## [Brief]
Write all of the entries out again exactly.

## [Provided material]
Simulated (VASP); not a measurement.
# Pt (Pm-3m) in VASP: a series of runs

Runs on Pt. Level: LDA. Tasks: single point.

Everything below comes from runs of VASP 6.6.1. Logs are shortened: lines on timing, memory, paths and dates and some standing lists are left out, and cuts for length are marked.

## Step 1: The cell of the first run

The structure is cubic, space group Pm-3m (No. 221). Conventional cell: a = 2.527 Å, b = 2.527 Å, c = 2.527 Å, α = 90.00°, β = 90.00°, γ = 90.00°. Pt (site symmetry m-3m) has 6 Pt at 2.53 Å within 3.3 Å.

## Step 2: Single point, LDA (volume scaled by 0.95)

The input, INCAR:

## [Answer section]
Simulated (VASP); not a measurement.
# Pt (Pm-3m) in VASP: a series of runs

Runs on Pt. Level: LDA. Tasks: single point.

Everything below comes from runs of VASP 6.6.1. Logs are shortened: lines on timing, memory, paths and dates and some standing lists are left out, and cuts for length are marked.

## Step 1: The cell of the first run

The structure is cubic, space group Pm-3m (No. 221). Conventional cell: a = 2.527 Å, b = 2.527 Å, c = 2.527 Å, α = 90.00°, β = 90.00°, γ = 90.00°. Pt (site symmetry m-3m) has 6 Pt at 2.53 Å within 3.3 Å.

## Step 2: Single point, LDA (volume scaled by 0.95)

The input, INCAR:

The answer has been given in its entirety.